Start of DATASET RECORDS
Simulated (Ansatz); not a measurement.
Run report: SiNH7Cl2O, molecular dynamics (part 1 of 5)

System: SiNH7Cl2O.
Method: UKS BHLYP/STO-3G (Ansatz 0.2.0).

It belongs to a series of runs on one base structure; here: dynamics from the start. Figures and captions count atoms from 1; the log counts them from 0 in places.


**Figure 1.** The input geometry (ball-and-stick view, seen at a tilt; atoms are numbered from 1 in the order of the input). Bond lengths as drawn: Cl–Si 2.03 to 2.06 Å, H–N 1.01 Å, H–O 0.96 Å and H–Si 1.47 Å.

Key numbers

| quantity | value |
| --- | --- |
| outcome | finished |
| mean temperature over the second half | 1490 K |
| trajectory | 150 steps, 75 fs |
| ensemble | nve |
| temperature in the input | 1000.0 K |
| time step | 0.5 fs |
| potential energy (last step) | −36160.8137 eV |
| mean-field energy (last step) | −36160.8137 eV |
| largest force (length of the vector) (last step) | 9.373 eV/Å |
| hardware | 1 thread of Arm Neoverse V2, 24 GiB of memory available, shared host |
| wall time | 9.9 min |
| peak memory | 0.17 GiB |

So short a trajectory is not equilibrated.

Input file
End of DATASET RECORDS

» **REQUIREMENT**: Each record above should be reproduced in full, exactly as it stands.

» **EXERCISE OUTPUT**:
Simulated (Ansatz); not a measurement.
Run report: SiNH7Cl2O, molecular dynamics (part 1 of 5)

System: SiNH7Cl2O.
Method: UKS BHLYP/STO-3G (Ansatz 0.2.0).

It belongs to a series of runs on one base structure; here: dynamics from the start. Figures and captions count atoms from 1; the log counts them from 0 in places.


**Figure 1.** The input geometry (ball-and-stick view, seen at a tilt; atoms are numbered from 1 in the order of the input). Bond lengths as drawn: Cl–Si 2.03 to 2.06 Å, H–N 1.01 Å, H–O 0.96 Å and H–Si 1.47 Å.

Key numbers

| quantity | value |
| --- | --- |
| outcome | finished |
| mean temperature over the second half | 1490 K |
| trajectory | 150 steps, 75 fs |
| ensemble | nve |
| temperature in the input | 1000.0 K |
| time step | 0.5 fs |
| potential energy (last step) | −36160.8137 eV |
| mean-field energy (last step) | −36160.8137 eV |
| largest force (length of the vector) (last step) | 9.373 eV/Å |
| hardware | 1 thread of Arm Neoverse V2, 24 GiB of memory available, shared host |
| wall time | 9.9 min |
| peak memory | 0.17 GiB |

So short a trajectory is not equilibrated.

Input file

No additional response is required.